### Given data
◇ ◇ ◇ ◇ ◇ ◇ ◇

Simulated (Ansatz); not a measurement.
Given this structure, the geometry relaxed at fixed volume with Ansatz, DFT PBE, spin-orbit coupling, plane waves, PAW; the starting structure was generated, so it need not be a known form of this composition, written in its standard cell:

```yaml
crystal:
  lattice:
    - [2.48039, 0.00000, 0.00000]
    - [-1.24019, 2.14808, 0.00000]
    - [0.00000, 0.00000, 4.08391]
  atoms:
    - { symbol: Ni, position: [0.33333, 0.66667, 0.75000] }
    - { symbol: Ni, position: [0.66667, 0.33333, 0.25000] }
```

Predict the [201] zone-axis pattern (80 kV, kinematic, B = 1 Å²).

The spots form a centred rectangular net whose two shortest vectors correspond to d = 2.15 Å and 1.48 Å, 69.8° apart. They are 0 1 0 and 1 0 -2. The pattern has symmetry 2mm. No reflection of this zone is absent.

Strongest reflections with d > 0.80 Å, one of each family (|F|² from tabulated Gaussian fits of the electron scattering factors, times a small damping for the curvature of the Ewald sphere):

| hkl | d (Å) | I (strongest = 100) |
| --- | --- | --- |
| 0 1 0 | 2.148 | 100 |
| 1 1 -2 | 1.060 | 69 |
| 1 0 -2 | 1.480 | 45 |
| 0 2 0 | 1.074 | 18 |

◇ ◇ ◇ ◇ ◇ ◇ ◇

Word for word, return the entire set of entries.

Simulated (Ansatz); not a measurement.
Given this structure, the geometry relaxed at fixed volume with Ansatz, DFT PBE, spin-orbit coupling, plane waves, PAW; the starting structure was generated, so it need not be a known form of this composition, written in its standard cell:

```yaml
crystal:
  lattice:
    - [2.48039, 0.00000, 0.00000]
    - [-1.24019, 2.14808, 0.00000]
    - [0.00000, 0.00000, 4.08391]
  atoms:
    - { symbol: Ni, position: [0.33333, 0.66667, 0.75000] }
    - { symbol: Ni, position: [0.66667, 0.33333, 0.25000] }
```

Predict the [201] zone-axis pattern (80 kV, kinematic, B = 1 Å²).

The spots form a centred rectangular net whose two shortest vectors correspond to d = 2.15 Å and 1.48 Å, 69.8° apart. They are 0 1 0 and 1 0 -2. The pattern has symmetry 2mm. No reflection of this zone is absent.

Strongest reflections with d > 0.80 Å, one of each family (|F|² from tabulated Gaussian fits of the electron scattering factors, times a small damping for the curvature of the Ewald sphere):

| hkl | d (Å) | I (strongest = 100) |
| --- | --- | --- |
| 0 1 0 | 2.148 | 100 |
| 1 1 -2 | 1.060 | 69 |
| 1 0 -2 | 1.480 | 45 |
| 0 2 0 | 1.074 | 18 |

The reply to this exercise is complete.